■ **ACTION ITEM**:
Could you print exactly the lines of the listing below, starting at the line that has "Task: single point" and ending at the line that has "NBANDS = 12", and only those lines?

■ **EXTRACTED DATA**:
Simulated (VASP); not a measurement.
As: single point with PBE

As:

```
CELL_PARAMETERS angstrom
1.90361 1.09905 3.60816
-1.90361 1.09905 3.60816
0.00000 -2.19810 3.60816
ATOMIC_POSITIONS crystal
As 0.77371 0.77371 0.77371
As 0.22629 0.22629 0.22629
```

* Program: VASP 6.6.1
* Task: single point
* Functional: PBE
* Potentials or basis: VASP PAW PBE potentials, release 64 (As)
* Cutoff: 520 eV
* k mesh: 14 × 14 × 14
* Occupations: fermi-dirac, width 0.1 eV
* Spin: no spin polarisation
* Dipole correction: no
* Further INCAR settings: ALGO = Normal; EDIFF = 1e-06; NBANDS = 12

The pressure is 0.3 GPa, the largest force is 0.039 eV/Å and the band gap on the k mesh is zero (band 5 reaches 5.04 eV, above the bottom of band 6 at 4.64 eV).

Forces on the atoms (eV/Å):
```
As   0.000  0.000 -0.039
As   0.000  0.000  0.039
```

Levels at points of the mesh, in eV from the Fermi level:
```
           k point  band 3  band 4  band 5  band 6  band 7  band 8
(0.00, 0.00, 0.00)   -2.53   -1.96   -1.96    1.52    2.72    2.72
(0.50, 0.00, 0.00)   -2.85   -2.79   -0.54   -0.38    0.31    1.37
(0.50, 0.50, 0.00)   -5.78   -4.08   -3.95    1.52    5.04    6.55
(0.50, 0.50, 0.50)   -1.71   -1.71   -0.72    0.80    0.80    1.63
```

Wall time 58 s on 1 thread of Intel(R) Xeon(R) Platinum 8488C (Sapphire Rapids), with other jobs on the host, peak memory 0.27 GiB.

■ **EXERCISE RESPONSE**:
* Task: single point
* Functional: PBE
* Potentials or basis: VASP PAW PBE potentials, release 64 (As)
* Cutoff: 520 eV
* k mesh: 14 × 14 × 14
* Occupations: fermi-dirac, width 0.1 eV
* Spin: no spin polarisation
* Dipole correction: no
* Further INCAR settings: ALGO = Normal; EDIFF = 1e-06; NBANDS = 12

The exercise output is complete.